## Task item
Transcribe the records in full, keeping every character as it is.

══ Listed entries ══
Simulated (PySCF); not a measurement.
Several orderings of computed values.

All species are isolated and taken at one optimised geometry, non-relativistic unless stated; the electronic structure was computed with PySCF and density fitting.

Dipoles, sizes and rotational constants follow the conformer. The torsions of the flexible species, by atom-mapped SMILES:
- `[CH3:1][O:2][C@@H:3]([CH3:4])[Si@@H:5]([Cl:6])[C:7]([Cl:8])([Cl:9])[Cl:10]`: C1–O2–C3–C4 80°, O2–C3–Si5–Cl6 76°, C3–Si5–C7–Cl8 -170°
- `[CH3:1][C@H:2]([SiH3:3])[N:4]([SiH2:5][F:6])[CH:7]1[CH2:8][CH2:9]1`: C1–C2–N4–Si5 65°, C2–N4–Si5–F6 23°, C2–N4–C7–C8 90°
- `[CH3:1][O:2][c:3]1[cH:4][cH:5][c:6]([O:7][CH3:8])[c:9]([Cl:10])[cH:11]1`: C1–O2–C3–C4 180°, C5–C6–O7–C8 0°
═══

## Answer box
Simulated (PySCF); not a measurement.
Several orderings of computed values.

All species are isolated and taken at one optimised geometry, non-relativistic unless stated; the electronic structure was computed with PySCF and density fitting.

Dipoles, sizes and rotational constants follow the conformer. The torsions of the flexible species, by atom-mapped SMILES:
- `[CH3:1][O:2][C@@H:3]([CH3:4])[Si@@H:5]([Cl:6])[C:7]([Cl:8])([Cl:9])[Cl:10]`: C1–O2–C3–C4 80°, O2–C3–Si5–Cl6 76°, C3–Si5–C7–Cl8 -170°
- `[CH3:1][C@H:2]([SiH3:3])[N:4]([SiH2:5][F:6])[CH:7]1[CH2:8][CH2:9]1`: C1–C2–N4–Si5 65°, C2–N4–Si5–F6 23°, C2–N4–C7–C8 90°
- `[CH3:1][O:2][c:3]1[cH:4][cH:5][c:6]([O:7][CH3:8])[c:9]([Cl:10])[cH:11]1`: C1–O2–C3–C4 180°, C5–C6–O7–C8 0°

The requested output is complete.